☆ ☆ ☆ ☆

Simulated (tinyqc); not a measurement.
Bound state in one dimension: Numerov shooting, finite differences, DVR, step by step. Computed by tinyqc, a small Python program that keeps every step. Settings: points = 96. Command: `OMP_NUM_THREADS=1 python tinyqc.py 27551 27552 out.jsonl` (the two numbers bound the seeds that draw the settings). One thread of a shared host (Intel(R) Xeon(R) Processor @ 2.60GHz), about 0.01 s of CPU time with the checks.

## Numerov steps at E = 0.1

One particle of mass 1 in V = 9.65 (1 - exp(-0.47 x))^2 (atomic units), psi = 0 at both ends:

☆ ☆ ☆ ☆

Transcribe the entries exactly, and make each line match the original.

Simulated (tinyqc); not a measurement.
Bound state in one dimension: Numerov shooting, finite differences, DVR, step by step. Computed by tinyqc, a small Python program that keeps every step. Settings: points = 96. Command: `OMP_NUM_THREADS=1 python tinyqc.py 27551 27552 out.jsonl` (the two numbers bound the seeds that draw the settings). One thread of a shared host (Intel(R) Xeon(R) Processor @ 2.60GHz), about 0.01 s of CPU time with the checks.

## Numerov steps at E = 0.1

One particle of mass 1 in V = 9.65 (1 - exp(-0.47 x))^2 (atomic units), psi = 0 at both ends:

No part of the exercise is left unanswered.